**ASSIGNMENT**: Every record must be repeated precisely as it stands.

***** INFORMATION SHOWN *****
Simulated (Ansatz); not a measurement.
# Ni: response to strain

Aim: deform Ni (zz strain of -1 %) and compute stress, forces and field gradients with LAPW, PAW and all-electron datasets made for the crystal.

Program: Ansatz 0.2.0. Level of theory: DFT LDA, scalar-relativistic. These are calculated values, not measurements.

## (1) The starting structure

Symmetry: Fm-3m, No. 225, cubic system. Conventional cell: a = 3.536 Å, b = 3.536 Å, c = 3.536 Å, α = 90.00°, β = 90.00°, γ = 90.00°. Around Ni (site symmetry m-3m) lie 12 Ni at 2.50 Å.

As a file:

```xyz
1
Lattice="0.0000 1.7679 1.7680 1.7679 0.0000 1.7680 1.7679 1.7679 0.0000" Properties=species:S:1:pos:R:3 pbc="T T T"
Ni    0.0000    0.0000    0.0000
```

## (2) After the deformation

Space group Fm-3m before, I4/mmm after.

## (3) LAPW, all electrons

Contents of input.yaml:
*****

**YOUR SOLUTION**:
Simulated (Ansatz); not a measurement.
# Ni: response to strain

Aim: deform Ni (zz strain of -1 %) and compute stress, forces and field gradients with LAPW, PAW and all-electron datasets made for the crystal.

Program: Ansatz 0.2.0. Level of theory: DFT LDA, scalar-relativistic. These are calculated values, not measurements.

## (1) The starting structure

Symmetry: Fm-3m, No. 225, cubic system. Conventional cell: a = 3.536 Å, b = 3.536 Å, c = 3.536 Å, α = 90.00°, β = 90.00°, γ = 90.00°. Around Ni (site symmetry m-3m) lie 12 Ni at 2.50 Å.

As a file:

```xyz
1
Lattice="0.0000 1.7679 1.7680 1.7679 0.0000 1.7680 1.7679 1.7679 0.0000" Properties=species:S:1:pos:R:3 pbc="T T T"
Ni    0.0000    0.0000    0.0000
```

## (2) After the deformation

Space group Fm-3m before, I4/mmm after.

## (3) LAPW, all electrons

Contents of input.yaml:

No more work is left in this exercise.